Word for word, give every line of the listing again.

:::

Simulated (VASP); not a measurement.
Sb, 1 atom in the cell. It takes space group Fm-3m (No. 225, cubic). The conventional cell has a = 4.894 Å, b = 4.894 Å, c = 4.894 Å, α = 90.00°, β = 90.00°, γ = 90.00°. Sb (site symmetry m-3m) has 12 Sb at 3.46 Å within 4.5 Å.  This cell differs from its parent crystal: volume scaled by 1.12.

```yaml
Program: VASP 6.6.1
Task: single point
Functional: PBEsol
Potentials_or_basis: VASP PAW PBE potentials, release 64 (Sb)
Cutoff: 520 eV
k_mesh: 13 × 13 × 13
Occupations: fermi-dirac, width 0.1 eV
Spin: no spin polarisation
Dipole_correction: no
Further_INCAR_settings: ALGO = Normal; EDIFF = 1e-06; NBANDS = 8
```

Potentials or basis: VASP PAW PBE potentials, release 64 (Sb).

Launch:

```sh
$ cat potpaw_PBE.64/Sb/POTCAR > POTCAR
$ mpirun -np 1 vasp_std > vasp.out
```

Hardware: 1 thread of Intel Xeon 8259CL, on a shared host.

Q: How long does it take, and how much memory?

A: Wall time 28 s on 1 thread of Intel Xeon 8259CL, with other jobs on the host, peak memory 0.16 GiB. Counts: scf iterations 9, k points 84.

:::

REPLY
Simulated (VASP); not a measurement.
Sb, 1 atom in the cell. It takes space group Fm-3m (No. 225, cubic). The conventional cell has a = 4.894 Å, b = 4.894 Å, c = 4.894 Å, α = 90.00°, β = 90.00°, γ = 90.00°. Sb (site symmetry m-3m) has 12 Sb at 3.46 Å within 4.5 Å.  This cell differs from its parent crystal: volume scaled by 1.12.

```yaml
Program: VASP 6.6.1
Task: single point
Functional: PBEsol
Potentials_or_basis: VASP PAW PBE potentials, release 64 (Sb)
Cutoff: 520 eV
k_mesh: 13 × 13 × 13
Occupations: fermi-dirac, width 0.1 eV
Spin: no spin polarisation
Dipole_correction: no
Further_INCAR_settings: ALGO = Normal; EDIFF = 1e-06; NBANDS = 8
```

Potentials or basis: VASP PAW PBE potentials, release 64 (Sb).

Launch:

```sh
$ cat potpaw_PBE.64/Sb/POTCAR > POTCAR
$ mpirun -np 1 vasp_std > vasp.out
```

Hardware: 1 thread of Intel Xeon 8259CL, on a shared host.

Q: How long does it take, and how much memory?

A: Wall time 28 s on 1 thread of Intel Xeon 8259CL, with other jobs on the host, peak memory 0.16 GiB. Counts: scf iterations 9, k points 84.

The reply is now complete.